**Data provided**
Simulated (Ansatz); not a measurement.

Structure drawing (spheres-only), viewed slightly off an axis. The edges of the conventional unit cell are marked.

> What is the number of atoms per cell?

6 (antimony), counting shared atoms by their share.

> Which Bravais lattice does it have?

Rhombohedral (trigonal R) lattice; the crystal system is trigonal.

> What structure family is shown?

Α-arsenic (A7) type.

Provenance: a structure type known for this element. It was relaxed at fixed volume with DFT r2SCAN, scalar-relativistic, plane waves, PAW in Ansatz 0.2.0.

**Work item**
Starting at the line that has "atoms per cell?" and ending at the line that has "Α-arsenic (A7) type.", please write out the lines above exactly, leaving out all others.

**Answer section**
> What is the number of atoms per cell?

6 (antimony), counting shared atoms by their share.

> Which Bravais lattice does it have?

Rhombohedral (trigonal R) lattice; the crystal system is trigonal.

> What structure family is shown?

Α-arsenic (A7) type.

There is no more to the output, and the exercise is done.